■ ■ ■

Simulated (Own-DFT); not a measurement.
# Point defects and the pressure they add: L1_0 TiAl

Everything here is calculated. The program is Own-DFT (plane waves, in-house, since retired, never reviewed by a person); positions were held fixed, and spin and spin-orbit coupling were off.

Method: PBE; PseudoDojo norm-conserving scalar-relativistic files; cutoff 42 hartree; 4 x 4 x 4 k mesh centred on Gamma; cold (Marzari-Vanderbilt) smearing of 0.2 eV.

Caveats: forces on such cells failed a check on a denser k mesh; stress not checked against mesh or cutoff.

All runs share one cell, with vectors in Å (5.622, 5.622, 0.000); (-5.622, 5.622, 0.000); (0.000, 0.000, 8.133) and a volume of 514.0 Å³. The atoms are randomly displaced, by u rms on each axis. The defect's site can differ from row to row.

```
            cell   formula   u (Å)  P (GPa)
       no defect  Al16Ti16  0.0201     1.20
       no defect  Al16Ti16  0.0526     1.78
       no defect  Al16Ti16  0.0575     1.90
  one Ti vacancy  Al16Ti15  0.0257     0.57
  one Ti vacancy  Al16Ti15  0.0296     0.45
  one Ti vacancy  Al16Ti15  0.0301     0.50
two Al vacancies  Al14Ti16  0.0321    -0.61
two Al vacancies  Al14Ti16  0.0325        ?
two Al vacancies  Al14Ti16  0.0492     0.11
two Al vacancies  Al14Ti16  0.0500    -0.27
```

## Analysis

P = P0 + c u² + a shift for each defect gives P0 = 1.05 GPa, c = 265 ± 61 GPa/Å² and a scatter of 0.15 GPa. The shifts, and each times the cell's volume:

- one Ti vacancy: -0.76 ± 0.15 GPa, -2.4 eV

■ ■ ■

- REQUIRED ACTION -
Could you print all of the data above once more, unaltered?

- RESPONSE BOX -
Simulated (Own-DFT); not a measurement.
# Point defects and the pressure they add: L1_0 TiAl

Everything here is calculated. The program is Own-DFT (plane waves, in-house, since retired, never reviewed by a person); positions were held fixed, and spin and spin-orbit coupling were off.

Method: PBE; PseudoDojo norm-conserving scalar-relativistic files; cutoff 42 hartree; 4 x 4 x 4 k mesh centred on Gamma; cold (Marzari-Vanderbilt) smearing of 0.2 eV.

Caveats: forces on such cells failed a check on a denser k mesh; stress not checked against mesh or cutoff.

All runs share one cell, with vectors in Å (5.622, 5.622, 0.000); (-5.622, 5.622, 0.000); (0.000, 0.000, 8.133) and a volume of 514.0 Å³. The atoms are randomly displaced, by u rms on each axis. The defect's site can differ from row to row.

```
            cell   formula   u (Å)  P (GPa)
       no defect  Al16Ti16  0.0201     1.20
       no defect  Al16Ti16  0.0526     1.78
       no defect  Al16Ti16  0.0575     1.90
  one Ti vacancy  Al16Ti15  0.0257     0.57
  one Ti vacancy  Al16Ti15  0.0296     0.45
  one Ti vacancy  Al16Ti15  0.0301     0.50
two Al vacancies  Al14Ti16  0.0321    -0.61
two Al vacancies  Al14Ti16  0.0325        ?
two Al vacancies  Al14Ti16  0.0492     0.11
two Al vacancies  Al14Ti16  0.0500    -0.27
```

## Analysis

P = P0 + c u² + a shift for each defect gives P0 = 1.05 GPa, c = 265 ± 61 GPa/Å² and a scatter of 0.15 GPa. The shifts, and each times the cell's volume:

- one Ti vacancy: -0.76 ± 0.15 GPa, -2.4 eV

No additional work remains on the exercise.